Information given:
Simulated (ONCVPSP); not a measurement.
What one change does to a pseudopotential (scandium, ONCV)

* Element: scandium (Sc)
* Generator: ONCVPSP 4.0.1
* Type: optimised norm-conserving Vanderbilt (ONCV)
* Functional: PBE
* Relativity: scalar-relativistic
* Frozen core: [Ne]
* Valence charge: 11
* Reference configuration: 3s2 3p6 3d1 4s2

Requirement: Please output the listing in full, exactly as it was given above.

Result:
Simulated (ONCVPSP); not a measurement.
What one change does to a pseudopotential (scandium, ONCV)

* Element: scandium (Sc)
* Generator: ONCVPSP 4.0.1
* Type: optimised norm-conserving Vanderbilt (ONCV)
* Functional: PBE
* Relativity: scalar-relativistic
* Frozen core: [Ne]
* Valence charge: 11
* Reference configuration: 3s2 3p6 3d1 4s2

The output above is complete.